━━━━━ Records provided ━━━━━
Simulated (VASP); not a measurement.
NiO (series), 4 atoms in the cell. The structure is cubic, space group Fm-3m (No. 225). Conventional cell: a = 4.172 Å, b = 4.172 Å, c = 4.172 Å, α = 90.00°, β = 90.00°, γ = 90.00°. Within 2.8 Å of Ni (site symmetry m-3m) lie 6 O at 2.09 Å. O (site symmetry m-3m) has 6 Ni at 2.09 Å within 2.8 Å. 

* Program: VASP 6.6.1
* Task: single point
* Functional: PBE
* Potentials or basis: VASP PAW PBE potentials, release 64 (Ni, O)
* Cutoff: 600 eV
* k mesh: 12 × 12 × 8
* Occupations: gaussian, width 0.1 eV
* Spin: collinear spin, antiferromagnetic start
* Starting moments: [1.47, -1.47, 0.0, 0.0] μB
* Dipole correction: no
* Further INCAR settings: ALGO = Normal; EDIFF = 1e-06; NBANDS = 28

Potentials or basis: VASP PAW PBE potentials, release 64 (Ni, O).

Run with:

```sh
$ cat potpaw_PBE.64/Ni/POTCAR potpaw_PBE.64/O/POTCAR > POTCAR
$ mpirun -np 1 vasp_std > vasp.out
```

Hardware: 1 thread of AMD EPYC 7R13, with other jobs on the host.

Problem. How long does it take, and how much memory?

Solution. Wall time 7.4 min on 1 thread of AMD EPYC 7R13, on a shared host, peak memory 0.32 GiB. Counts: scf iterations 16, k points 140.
━━━━━

Brief
Each record above must be transcribed exactly, and none may be skipped.

Task response
Simulated (VASP); not a measurement.
NiO (series), 4 atoms in the cell. The structure is cubic, space group Fm-3m (No. 225). Conventional cell: a = 4.172 Å, b = 4.172 Å, c = 4.172 Å, α = 90.00°, β = 90.00°, γ = 90.00°. Within 2.8 Å of Ni (site symmetry m-3m) lie 6 O at 2.09 Å. O (site symmetry m-3m) has 6 Ni at 2.09 Å within 2.8 Å. 

* Program: VASP 6.6.1
* Task: single point
* Functional: PBE
* Potentials or basis: VASP PAW PBE potentials, release 64 (Ni, O)
* Cutoff: 600 eV
* k mesh: 12 × 12 × 8
* Occupations: gaussian, width 0.1 eV
* Spin: collinear spin, antiferromagnetic start
* Starting moments: [1.47, -1.47, 0.0, 0.0] μB
* Dipole correction: no
* Further INCAR settings: ALGO = Normal; EDIFF = 1e-06; NBANDS = 28

Potentials or basis: VASP PAW PBE potentials, release 64 (Ni, O).

Run with:

```sh
$ cat potpaw_PBE.64/Ni/POTCAR potpaw_PBE.64/O/POTCAR > POTCAR
$ mpirun -np 1 vasp_std > vasp.out
```

Hardware: 1 thread of AMD EPYC 7R13, with other jobs on the host.

Problem. How long does it take, and how much memory?

Solution. Wall time 7.4 min on 1 thread of AMD EPYC 7R13, on a shared host, peak memory 0.32 GiB. Counts: scf iterations 16, k points 140.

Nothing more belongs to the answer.